* * * * * * * * *
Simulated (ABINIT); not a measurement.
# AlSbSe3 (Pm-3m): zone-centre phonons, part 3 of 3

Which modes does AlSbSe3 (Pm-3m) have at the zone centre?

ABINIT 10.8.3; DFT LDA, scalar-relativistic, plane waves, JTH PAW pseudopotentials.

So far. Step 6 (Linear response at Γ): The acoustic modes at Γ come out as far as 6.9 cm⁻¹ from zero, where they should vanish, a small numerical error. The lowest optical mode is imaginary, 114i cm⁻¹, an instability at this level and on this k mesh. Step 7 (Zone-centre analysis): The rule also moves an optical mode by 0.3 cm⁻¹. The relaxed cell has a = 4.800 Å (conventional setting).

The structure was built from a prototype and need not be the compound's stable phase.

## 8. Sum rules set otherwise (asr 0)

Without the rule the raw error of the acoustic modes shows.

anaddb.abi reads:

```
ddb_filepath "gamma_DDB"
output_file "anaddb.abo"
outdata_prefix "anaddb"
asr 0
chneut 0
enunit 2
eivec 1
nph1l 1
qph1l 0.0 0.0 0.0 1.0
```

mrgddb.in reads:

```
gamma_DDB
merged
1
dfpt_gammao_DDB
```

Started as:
* * * * * * * * *

- _ASSIGNED TASK_:
Everything from the first line of the listing above through the line holding "ABINIT 10.8.3; DFT" must be retyped exactly; nothing else belongs in the reply.

- _WRITTEN SOLUTION_:
Simulated (ABINIT); not a measurement.
# AlSbSe3 (Pm-3m): zone-centre phonons, part 3 of 3

Which modes does AlSbSe3 (Pm-3m) have at the zone centre?

ABINIT 10.8.3; DFT LDA, scalar-relativistic, plane waves, JTH PAW pseudopotentials.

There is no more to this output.